Work order: Print every line below. Match each one exactly.

'''

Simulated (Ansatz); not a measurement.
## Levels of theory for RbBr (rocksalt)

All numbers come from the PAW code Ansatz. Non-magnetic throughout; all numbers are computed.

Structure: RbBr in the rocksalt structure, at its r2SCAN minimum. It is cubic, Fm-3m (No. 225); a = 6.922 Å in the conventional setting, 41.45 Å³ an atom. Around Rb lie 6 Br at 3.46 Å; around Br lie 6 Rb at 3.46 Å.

'''

Written solution:
Simulated (Ansatz); not a measurement.
## Levels of theory for RbBr (rocksalt)

All numbers come from the PAW code Ansatz. Non-magnetic throughout; all numbers are computed.

Structure: RbBr in the rocksalt structure, at its r2SCAN minimum. It is cubic, Fm-3m (No. 225); a = 6.922 Å in the conventional setting, 41.45 Å³ an atom. Around Rb lie 6 Br at 3.46 Å; around Br lie 6 Rb at 3.46 Å.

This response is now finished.